*Required action:* Your response should be the listing below, repeated exactly and in full.

━━ Information supplied ━━
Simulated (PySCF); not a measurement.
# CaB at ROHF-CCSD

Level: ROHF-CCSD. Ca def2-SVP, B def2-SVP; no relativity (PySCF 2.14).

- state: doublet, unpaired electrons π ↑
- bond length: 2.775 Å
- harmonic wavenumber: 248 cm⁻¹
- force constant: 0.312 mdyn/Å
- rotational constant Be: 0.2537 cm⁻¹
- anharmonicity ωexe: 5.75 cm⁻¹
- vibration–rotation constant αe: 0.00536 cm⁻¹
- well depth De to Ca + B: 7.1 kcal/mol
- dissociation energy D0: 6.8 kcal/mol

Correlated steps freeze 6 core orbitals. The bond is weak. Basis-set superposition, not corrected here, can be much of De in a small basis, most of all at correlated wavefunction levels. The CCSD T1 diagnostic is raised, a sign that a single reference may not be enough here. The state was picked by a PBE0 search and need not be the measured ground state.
━━━

*Written reply:*
Simulated (PySCF); not a measurement.
# CaB at ROHF-CCSD

Level: ROHF-CCSD. Ca def2-SVP, B def2-SVP; no relativity (PySCF 2.14).

- state: doublet, unpaired electrons π ↑
- bond length: 2.775 Å
- harmonic wavenumber: 248 cm⁻¹
- force constant: 0.312 mdyn/Å
- rotational constant Be: 0.2537 cm⁻¹
- anharmonicity ωexe: 5.75 cm⁻¹
- vibration–rotation constant αe: 0.00536 cm⁻¹
- well depth De to Ca + B: 7.1 kcal/mol
- dissociation energy D0: 6.8 kcal/mol

Correlated steps freeze 6 core orbitals. The bond is weak. Basis-set superposition, not corrected here, can be much of De in a small basis, most of all at correlated wavefunction levels. The CCSD T1 diagnostic is raised, a sign that a single reference may not be enough here. The state was picked by a PBE0 search and need not be the measured ground state.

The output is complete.